DATA LISTING Block Start

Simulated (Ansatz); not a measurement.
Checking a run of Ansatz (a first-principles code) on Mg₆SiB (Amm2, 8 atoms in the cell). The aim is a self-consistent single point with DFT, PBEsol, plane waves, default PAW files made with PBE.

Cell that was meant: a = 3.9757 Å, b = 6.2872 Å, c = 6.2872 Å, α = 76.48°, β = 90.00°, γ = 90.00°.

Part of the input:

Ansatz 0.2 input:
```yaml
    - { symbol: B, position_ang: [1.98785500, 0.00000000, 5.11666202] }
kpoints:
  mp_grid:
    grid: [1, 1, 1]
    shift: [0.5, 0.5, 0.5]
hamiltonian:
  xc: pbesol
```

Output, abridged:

DATA LISTING Block End

**WORK REQUEST:**
Print, unaltered, every line from the beginning of the material down to the line with "Checking a run".

**EXERCISE ANSWER:**
Simulated (Ansatz); not a measurement.
Checking a run of Ansatz (a first-principles code) on Mg₆SiB (Amm2, 8 atoms in the cell). The aim is a self-consistent single point with DFT, PBEsol, plane waves, default PAW files made with PBE.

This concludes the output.